• _WORK INSTRUCTION_: Reproduce exactly the lines below, from the first through the one containing "At PBE-D4/def2-TZVP the", and nothing more.

--
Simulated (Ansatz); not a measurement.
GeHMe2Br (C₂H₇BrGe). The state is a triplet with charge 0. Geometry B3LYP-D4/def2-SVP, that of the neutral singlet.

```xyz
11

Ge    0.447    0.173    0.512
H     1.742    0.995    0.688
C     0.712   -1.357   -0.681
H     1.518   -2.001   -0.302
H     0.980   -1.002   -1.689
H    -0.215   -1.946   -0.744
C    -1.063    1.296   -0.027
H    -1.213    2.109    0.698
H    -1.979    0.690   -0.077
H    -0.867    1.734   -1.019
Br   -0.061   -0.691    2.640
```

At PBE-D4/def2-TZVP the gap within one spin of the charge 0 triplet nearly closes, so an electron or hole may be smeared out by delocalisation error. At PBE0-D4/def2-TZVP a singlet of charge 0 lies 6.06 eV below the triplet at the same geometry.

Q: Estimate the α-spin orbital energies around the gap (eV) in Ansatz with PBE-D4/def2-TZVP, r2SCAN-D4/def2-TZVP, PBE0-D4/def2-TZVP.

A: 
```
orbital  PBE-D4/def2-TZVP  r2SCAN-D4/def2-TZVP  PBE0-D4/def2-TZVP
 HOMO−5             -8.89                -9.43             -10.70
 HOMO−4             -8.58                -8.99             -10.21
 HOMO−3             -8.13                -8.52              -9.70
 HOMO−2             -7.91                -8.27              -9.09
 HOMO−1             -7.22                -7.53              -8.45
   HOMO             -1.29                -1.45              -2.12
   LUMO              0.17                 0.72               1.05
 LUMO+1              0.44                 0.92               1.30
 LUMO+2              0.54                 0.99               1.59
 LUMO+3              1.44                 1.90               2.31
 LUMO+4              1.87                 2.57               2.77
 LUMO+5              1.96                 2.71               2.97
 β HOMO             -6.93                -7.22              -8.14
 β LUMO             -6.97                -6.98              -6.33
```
--

• _WRITTEN SOLUTION_:
Simulated (Ansatz); not a measurement.
GeHMe2Br (C₂H₇BrGe). The state is a triplet with charge 0. Geometry B3LYP-D4/def2-SVP, that of the neutral singlet.

```xyz
11

Ge    0.447    0.173    0.512
H     1.742    0.995    0.688
C     0.712   -1.357   -0.681
H     1.518   -2.001   -0.302
H     0.980   -1.002   -1.689
H    -0.215   -1.946   -0.744
C    -1.063    1.296   -0.027
H    -1.213    2.109    0.698
H    -1.979    0.690   -0.077
H    -0.867    1.734   -1.019
Br   -0.061   -0.691    2.640
```

At PBE-D4/def2-TZVP the gap within one spin of the charge 0 triplet nearly closes, so an electron or hole may be smeared out by delocalisation error. At PBE0-D4/def2-TZVP a singlet of charge 0 lies 6.06 eV below the triplet at the same geometry.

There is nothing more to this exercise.